*WORK REQUEST*
The first line of the data below and every line after it, through the one with "Problem. Where does the relaxation end?", must be transcribed without change.

*** Block opens ***

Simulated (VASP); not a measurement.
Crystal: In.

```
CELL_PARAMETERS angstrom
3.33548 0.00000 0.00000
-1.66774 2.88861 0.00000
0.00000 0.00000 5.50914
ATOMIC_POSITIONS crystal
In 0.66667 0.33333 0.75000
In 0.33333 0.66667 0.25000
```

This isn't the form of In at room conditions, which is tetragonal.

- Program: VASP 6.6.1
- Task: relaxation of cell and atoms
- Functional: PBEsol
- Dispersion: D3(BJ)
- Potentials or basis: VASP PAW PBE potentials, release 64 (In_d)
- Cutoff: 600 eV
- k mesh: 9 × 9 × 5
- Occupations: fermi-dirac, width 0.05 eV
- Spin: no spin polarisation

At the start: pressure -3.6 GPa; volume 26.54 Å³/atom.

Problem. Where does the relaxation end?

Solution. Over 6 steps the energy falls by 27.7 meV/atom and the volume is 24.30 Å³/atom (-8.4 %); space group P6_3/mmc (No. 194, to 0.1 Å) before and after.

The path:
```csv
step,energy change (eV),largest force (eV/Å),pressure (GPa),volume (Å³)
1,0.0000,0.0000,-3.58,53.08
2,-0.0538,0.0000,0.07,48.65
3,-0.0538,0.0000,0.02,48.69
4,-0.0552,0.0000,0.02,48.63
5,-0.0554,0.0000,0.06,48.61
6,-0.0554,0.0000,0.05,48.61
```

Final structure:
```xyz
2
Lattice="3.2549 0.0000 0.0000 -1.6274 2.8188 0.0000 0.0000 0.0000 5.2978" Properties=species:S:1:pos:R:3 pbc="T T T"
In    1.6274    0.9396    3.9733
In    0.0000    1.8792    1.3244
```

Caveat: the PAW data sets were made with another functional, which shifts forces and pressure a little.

*** Block closes ***

*EXPECTED ANSWER*
Simulated (VASP); not a measurement.
Crystal: In.

```
CELL_PARAMETERS angstrom
3.33548 0.00000 0.00000
-1.66774 2.88861 0.00000
0.00000 0.00000 5.50914
ATOMIC_POSITIONS crystal
In 0.66667 0.33333 0.75000
In 0.33333 0.66667 0.25000
```

This isn't the form of In at room conditions, which is tetragonal.

- Program: VASP 6.6.1
- Task: relaxation of cell and atoms
- Functional: PBEsol
- Dispersion: D3(BJ)
- Potentials or basis: VASP PAW PBE potentials, release 64 (In_d)
- Cutoff: 600 eV
- k mesh: 9 × 9 × 5
- Occupations: fermi-dirac, width 0.05 eV
- Spin: no spin polarisation

At the start: pressure -3.6 GPa; volume 26.54 Å³/atom.

Problem. Where does the relaxation end?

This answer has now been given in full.